REQUIREMENT
Write out each line of the material below once more, exactly as it appears.

SOURCE INFORMATION
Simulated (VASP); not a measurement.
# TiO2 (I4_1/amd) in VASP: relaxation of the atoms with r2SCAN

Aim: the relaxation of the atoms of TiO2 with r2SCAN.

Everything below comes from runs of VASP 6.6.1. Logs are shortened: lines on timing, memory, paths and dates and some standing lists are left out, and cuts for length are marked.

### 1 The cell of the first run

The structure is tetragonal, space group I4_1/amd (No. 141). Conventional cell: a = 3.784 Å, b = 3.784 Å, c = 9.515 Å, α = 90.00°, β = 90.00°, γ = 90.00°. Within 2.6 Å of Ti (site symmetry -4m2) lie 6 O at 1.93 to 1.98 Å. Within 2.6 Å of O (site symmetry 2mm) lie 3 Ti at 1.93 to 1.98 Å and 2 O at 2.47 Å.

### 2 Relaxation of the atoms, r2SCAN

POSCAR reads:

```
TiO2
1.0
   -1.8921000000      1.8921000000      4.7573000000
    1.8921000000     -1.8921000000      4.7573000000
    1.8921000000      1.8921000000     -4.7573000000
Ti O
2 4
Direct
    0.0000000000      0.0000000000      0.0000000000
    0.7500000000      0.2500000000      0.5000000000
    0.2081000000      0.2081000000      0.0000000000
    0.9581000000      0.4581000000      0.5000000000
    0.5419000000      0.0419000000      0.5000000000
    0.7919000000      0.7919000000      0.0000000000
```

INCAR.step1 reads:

RESULT
Simulated (VASP); not a measurement.
# TiO2 (I4_1/amd) in VASP: relaxation of the atoms with r2SCAN

Aim: the relaxation of the atoms of TiO2 with r2SCAN.

Everything below comes from runs of VASP 6.6.1. Logs are shortened: lines on timing, memory, paths and dates and some standing lists are left out, and cuts for length are marked.

### 1 The cell of the first run

The structure is tetragonal, space group I4_1/amd (No. 141). Conventional cell: a = 3.784 Å, b = 3.784 Å, c = 9.515 Å, α = 90.00°, β = 90.00°, γ = 90.00°. Within 2.6 Å of Ti (site symmetry -4m2) lie 6 O at 1.93 to 1.98 Å. Within 2.6 Å of O (site symmetry 2mm) lie 3 Ti at 1.93 to 1.98 Å and 2 O at 2.47 Å.

### 2 Relaxation of the atoms, r2SCAN

POSCAR reads:

```
TiO2
1.0
   -1.8921000000      1.8921000000      4.7573000000
    1.8921000000     -1.8921000000      4.7573000000
    1.8921000000      1.8921000000     -4.7573000000
Ti O
2 4
Direct
    0.0000000000      0.0000000000      0.0000000000
    0.7500000000      0.2500000000      0.5000000000
    0.2081000000      0.2081000000      0.0000000000
    0.9581000000      0.4581000000      0.5000000000
    0.5419000000      0.0419000000      0.5000000000
    0.7919000000      0.7919000000      0.0000000000
```

INCAR.step1 reads:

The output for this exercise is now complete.